*Listed entries:*
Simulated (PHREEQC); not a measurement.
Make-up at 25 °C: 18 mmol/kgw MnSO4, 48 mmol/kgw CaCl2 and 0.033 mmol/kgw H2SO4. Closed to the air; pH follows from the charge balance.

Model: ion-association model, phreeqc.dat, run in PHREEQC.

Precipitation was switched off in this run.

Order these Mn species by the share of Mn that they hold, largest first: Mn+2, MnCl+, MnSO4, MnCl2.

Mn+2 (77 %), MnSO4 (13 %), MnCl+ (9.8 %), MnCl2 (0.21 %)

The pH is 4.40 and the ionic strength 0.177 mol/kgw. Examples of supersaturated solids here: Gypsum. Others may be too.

*Task item:* In the entries above, one line contains "Order these Mn" and another contains "Mn+2 (77 %), MnSO4". Reproduce exactly those two lines and the lines between them, nothing else.

*Written response:*
Order these Mn species by the share of Mn that they hold, largest first: Mn+2, MnCl+, MnSO4, MnCl2.

Mn+2 (77 %), MnSO4 (13 %), MnCl+ (9.8 %), MnCl2 (0.21 %)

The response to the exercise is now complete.